════════
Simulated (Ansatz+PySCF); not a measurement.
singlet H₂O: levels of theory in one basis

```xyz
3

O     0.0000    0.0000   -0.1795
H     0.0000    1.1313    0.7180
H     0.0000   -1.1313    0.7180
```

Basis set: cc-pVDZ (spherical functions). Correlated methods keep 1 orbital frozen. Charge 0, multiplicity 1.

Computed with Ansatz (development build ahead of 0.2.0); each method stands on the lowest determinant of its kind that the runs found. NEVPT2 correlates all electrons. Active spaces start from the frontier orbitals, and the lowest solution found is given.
════════

▶ [Required action]: Your answer should be the lines of the listing above between the line holding "singlet H₂O: levels of theory in one basis" and the line holding "Basis set: cc-pVDZ", inclusive, restated word for word and alone.

▶ [Answer area]:
singlet H₂O: levels of theory in one basis

```xyz
3

O     0.0000    0.0000   -0.1795
H     0.0000    1.1313    0.7180
H     0.0000   -1.1313    0.7180
```

Basis set: cc-pVDZ (spherical functions). Correlated methods keep 1 orbital frozen. Charge 0, multiplicity 1.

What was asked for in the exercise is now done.